=== DATA TO EXAMINE ===
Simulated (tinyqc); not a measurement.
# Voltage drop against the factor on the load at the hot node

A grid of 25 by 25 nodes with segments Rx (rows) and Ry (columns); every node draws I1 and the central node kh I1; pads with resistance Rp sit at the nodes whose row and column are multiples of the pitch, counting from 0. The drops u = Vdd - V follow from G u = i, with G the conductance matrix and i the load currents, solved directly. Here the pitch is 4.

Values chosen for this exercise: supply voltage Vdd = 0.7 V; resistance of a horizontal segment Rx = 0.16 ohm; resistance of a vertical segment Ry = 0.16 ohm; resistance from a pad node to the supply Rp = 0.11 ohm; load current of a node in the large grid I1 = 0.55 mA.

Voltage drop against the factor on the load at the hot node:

=== ASSIGNED TASK ===
Transcribe the entries above, every line exactly as it reads.

=== RESULT ===
Simulated (tinyqc); not a measurement.
# Voltage drop against the factor on the load at the hot node

A grid of 25 by 25 nodes with segments Rx (rows) and Ry (columns); every node draws I1 and the central node kh I1; pads with resistance Rp sit at the nodes whose row and column are multiples of the pitch, counting from 0. The drops u = Vdd - V follow from G u = i, with G the conductance matrix and i the load currents, solved directly. Here the pitch is 4.

Values chosen for this exercise: supply voltage Vdd = 0.7 V; resistance of a horizontal segment Rx = 0.16 ohm; resistance of a vertical segment Ry = 0.16 ohm; resistance from a pad node to the supply Rp = 0.11 ohm; load current of a node in the large grid I1 = 0.55 mA.

Voltage drop against the factor on the load at the hot node:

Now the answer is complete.